======
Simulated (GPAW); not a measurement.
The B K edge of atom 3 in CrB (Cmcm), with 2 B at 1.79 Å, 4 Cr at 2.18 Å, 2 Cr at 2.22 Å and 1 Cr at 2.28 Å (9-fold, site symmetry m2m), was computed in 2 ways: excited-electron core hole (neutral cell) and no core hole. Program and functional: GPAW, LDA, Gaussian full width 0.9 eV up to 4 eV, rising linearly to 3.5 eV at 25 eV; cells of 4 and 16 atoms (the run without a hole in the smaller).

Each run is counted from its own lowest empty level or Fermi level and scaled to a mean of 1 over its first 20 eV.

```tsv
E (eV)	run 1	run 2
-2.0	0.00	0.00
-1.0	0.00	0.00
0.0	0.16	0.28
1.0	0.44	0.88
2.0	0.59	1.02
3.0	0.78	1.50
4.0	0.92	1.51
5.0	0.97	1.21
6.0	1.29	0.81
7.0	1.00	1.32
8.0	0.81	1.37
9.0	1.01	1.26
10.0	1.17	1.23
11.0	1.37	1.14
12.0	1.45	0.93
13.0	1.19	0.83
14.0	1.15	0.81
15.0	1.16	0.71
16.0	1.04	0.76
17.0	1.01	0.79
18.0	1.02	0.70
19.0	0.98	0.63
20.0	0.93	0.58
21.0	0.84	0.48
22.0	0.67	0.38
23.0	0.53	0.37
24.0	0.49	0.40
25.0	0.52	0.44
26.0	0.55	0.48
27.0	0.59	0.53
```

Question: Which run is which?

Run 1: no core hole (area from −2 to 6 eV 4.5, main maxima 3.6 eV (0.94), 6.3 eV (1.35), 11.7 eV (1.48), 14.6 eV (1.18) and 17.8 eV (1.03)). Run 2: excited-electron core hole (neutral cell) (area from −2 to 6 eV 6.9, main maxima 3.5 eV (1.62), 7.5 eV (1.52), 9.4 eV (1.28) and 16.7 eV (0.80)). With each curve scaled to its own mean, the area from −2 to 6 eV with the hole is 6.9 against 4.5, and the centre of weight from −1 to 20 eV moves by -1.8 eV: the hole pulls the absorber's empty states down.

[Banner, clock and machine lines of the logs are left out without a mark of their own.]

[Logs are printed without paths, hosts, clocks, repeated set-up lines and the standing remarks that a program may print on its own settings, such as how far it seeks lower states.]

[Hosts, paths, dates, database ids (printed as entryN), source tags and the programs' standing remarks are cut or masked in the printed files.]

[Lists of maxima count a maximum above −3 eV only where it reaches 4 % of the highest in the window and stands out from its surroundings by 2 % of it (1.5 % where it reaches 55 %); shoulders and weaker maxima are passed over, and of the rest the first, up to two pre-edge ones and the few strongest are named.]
======

Reproduce the records above line by line, without any change, up to and including the line that holds "Question: Which run is which?".

Simulated (GPAW); not a measurement.
The B K edge of atom 3 in CrB (Cmcm), with 2 B at 1.79 Å, 4 Cr at 2.18 Å, 2 Cr at 2.22 Å and 1 Cr at 2.28 Å (9-fold, site symmetry m2m), was computed in 2 ways: excited-electron core hole (neutral cell) and no core hole. Program and functional: GPAW, LDA, Gaussian full width 0.9 eV up to 4 eV, rising linearly to 3.5 eV at 25 eV; cells of 4 and 16 atoms (the run without a hole in the smaller).

Each run is counted from its own lowest empty level or Fermi level and scaled to a mean of 1 over its first 20 eV.

```tsv
E (eV)	run 1	run 2
-2.0	0.00	0.00
-1.0	0.00	0.00
0.0	0.16	0.28
1.0	0.44	0.88
2.0	0.59	1.02
3.0	0.78	1.50
4.0	0.92	1.51
5.0	0.97	1.21
6.0	1.29	0.81
7.0	1.00	1.32
8.0	0.81	1.37
9.0	1.01	1.26
10.0	1.17	1.23
11.0	1.37	1.14
12.0	1.45	0.93
13.0	1.19	0.83
14.0	1.15	0.81
15.0	1.16	0.71
16.0	1.04	0.76
17.0	1.01	0.79
18.0	1.02	0.70
19.0	0.98	0.63
20.0	0.93	0.58
21.0	0.84	0.48
22.0	0.67	0.38
23.0	0.53	0.37
24.0	0.49	0.40
25.0	0.52	0.44
26.0	0.55	0.48
27.0	0.59	0.53
```

Question: Which run is which?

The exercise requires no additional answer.